## EXERCISE
How does the data below read from its first line through the line containing "of saturation |"? Print those lines exactly.

## RECORD EXTRACTS
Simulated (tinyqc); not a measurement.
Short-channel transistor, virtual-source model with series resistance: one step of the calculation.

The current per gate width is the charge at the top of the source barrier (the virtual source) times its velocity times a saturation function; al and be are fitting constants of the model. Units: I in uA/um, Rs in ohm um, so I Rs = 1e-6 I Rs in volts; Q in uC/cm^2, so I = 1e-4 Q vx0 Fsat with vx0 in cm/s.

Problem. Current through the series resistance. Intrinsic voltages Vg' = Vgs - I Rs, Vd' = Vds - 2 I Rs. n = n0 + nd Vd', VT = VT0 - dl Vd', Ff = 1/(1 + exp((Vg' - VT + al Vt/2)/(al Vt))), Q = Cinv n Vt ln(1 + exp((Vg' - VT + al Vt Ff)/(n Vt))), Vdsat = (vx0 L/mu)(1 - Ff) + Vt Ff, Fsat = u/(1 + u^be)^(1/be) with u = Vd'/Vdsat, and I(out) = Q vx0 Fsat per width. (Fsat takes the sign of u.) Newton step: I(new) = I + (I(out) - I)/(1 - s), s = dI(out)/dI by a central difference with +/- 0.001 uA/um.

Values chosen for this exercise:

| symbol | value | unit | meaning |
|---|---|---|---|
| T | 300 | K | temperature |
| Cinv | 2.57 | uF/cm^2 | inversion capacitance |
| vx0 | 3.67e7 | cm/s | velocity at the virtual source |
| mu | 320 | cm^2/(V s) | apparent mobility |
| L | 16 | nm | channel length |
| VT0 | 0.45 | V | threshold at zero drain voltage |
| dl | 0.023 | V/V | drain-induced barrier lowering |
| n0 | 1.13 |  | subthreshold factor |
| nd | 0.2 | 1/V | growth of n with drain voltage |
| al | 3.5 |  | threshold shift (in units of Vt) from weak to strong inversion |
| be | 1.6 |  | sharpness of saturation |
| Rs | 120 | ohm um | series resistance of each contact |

## WRITTEN SOLUTION
Simulated (tinyqc); not a measurement.
Short-channel transistor, virtual-source model with series resistance: one step of the calculation.

The current per gate width is the charge at the top of the source barrier (the virtual source) times its velocity times a saturation function; al and be are fitting constants of the model. Units: I in uA/um, Rs in ohm um, so I Rs = 1e-6 I Rs in volts; Q in uC/cm^2, so I = 1e-4 Q vx0 Fsat with vx0 in cm/s.

Problem. Current through the series resistance. Intrinsic voltages Vg' = Vgs - I Rs, Vd' = Vds - 2 I Rs. n = n0 + nd Vd', VT = VT0 - dl Vd', Ff = 1/(1 + exp((Vg' - VT + al Vt/2)/(al Vt))), Q = Cinv n Vt ln(1 + exp((Vg' - VT + al Vt Ff)/(n Vt))), Vdsat = (vx0 L/mu)(1 - Ff) + Vt Ff, Fsat = u/(1 + u^be)^(1/be) with u = Vd'/Vdsat, and I(out) = Q vx0 Fsat per width. (Fsat takes the sign of u.) Newton step: I(new) = I + (I(out) - I)/(1 - s), s = dI(out)/dI by a central difference with +/- 0.001 uA/um.

Values chosen for this exercise:

| symbol | value | unit | meaning |
|---|---|---|---|
| T | 300 | K | temperature |
| Cinv | 2.57 | uF/cm^2 | inversion capacitance |
| vx0 | 3.67e7 | cm/s | velocity at the virtual source |
| mu | 320 | cm^2/(V s) | apparent mobility |
| L | 16 | nm | channel length |
| VT0 | 0.45 | V | threshold at zero drain voltage |
| dl | 0.023 | V/V | drain-induced barrier lowering |
| n0 | 1.13 |  | subthreshold factor |
| nd | 0.2 | 1/V | growth of n with drain voltage |
| al | 3.5 |  | threshold shift (in units of Vt) from weak to strong inversion |
| be | 1.6 |  | sharpness of saturation |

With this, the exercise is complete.